Information shown START

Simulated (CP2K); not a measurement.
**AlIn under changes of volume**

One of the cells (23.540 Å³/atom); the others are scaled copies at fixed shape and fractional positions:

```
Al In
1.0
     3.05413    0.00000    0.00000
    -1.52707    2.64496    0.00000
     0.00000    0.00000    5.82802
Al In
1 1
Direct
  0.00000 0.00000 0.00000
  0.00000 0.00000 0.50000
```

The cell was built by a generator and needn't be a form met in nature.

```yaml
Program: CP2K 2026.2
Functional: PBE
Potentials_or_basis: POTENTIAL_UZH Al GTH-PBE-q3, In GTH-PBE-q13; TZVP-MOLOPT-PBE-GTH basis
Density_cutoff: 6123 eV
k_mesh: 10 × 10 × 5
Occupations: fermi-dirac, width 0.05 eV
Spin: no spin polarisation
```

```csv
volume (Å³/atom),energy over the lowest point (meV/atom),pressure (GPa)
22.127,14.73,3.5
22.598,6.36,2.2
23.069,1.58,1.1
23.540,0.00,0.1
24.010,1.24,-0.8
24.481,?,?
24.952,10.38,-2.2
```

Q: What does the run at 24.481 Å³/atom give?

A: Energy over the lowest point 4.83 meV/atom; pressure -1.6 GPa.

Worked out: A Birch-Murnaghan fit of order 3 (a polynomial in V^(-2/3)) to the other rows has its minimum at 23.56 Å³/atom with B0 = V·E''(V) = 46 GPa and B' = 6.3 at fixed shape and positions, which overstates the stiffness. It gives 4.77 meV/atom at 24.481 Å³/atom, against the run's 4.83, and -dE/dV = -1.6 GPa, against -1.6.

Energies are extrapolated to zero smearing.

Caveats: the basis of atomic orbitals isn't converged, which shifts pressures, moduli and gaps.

Information shown END

> _Activity_
Take the lines from the first line of the records through the line holding "Q: What does the run at 24.481 Å³/atom give?", both included, and please reproduce them exactly with nothing added.

> _Written solution_
Simulated (CP2K); not a measurement.
**AlIn under changes of volume**

One of the cells (23.540 Å³/atom); the others are scaled copies at fixed shape and fractional positions:

```
Al In
1.0
     3.05413    0.00000    0.00000
    -1.52707    2.64496    0.00000
     0.00000    0.00000    5.82802
Al In
1 1
Direct
  0.00000 0.00000 0.00000
  0.00000 0.00000 0.50000
```

The cell was built by a generator and needn't be a form met in nature.

```yaml
Program: CP2K 2026.2
Functional: PBE
Potentials_or_basis: POTENTIAL_UZH Al GTH-PBE-q3, In GTH-PBE-q13; TZVP-MOLOPT-PBE-GTH basis
Density_cutoff: 6123 eV
k_mesh: 10 × 10 × 5
Occupations: fermi-dirac, width 0.05 eV
Spin: no spin polarisation
```

```csv
volume (Å³/atom),energy over the lowest point (meV/atom),pressure (GPa)
22.127,14.73,3.5
22.598,6.36,2.2
23.069,1.58,1.1
23.540,0.00,0.1
24.010,1.24,-0.8
24.481,?,?
24.952,10.38,-2.2
```

Q: What does the run at 24.481 Å³/atom give?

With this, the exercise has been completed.